Return every record exactly. Omit nothing.

> **EXERCISE DATA**:
* * * * *
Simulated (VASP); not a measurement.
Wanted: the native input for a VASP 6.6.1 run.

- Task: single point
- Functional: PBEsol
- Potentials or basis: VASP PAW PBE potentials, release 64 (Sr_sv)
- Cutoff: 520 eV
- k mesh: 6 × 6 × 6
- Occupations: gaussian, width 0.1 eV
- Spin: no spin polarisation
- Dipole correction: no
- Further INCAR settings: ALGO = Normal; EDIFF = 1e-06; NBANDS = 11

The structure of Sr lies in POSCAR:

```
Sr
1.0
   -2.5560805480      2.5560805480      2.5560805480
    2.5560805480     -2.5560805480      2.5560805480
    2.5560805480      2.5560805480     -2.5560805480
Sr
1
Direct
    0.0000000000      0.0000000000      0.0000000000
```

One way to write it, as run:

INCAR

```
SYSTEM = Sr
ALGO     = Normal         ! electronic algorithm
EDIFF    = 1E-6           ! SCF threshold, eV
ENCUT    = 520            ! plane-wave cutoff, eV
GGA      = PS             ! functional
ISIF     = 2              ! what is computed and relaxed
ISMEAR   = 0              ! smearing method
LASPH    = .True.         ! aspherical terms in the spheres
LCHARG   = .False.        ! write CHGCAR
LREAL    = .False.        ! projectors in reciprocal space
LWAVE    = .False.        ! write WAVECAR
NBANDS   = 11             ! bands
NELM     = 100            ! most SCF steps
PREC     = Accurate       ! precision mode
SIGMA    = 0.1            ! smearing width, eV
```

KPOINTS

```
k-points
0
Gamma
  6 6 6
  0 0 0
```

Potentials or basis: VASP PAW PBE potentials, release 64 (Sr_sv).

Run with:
* * * * *

> **WORKED SOLUTION**:
Simulated (VASP); not a measurement.
Wanted: the native input for a VASP 6.6.1 run.

- Task: single point
- Functional: PBEsol
- Potentials or basis: VASP PAW PBE potentials, release 64 (Sr_sv)
- Cutoff: 520 eV
- k mesh: 6 × 6 × 6
- Occupations: gaussian, width 0.1 eV
- Spin: no spin polarisation
- Dipole correction: no
- Further INCAR settings: ALGO = Normal; EDIFF = 1e-06; NBANDS = 11

The structure of Sr lies in POSCAR:

```
Sr
1.0
   -2.5560805480      2.5560805480      2.5560805480
    2.5560805480     -2.5560805480      2.5560805480
    2.5560805480      2.5560805480     -2.5560805480
Sr
1
Direct
    0.0000000000      0.0000000000      0.0000000000
```

One way to write it, as run:

INCAR

```
SYSTEM = Sr
ALGO     = Normal         ! electronic algorithm
EDIFF    = 1E-6           ! SCF threshold, eV
ENCUT    = 520            ! plane-wave cutoff, eV
GGA      = PS             ! functional
ISIF     = 2              ! what is computed and relaxed
ISMEAR   = 0              ! smearing method
LASPH    = .True.         ! aspherical terms in the spheres
LCHARG   = .False.        ! write CHGCAR
LREAL    = .False.        ! projectors in reciprocal space
LWAVE    = .False.        ! write WAVECAR
NBANDS   = 11             ! bands
NELM     = 100            ! most SCF steps
PREC     = Accurate       ! precision mode
SIGMA    = 0.1            ! smearing width, eV
```

KPOINTS

```
k-points
0
Gamma
  6 6 6
  0 0 0
```

Potentials or basis: VASP PAW PBE potentials, release 64 (Sr_sv).

Run with:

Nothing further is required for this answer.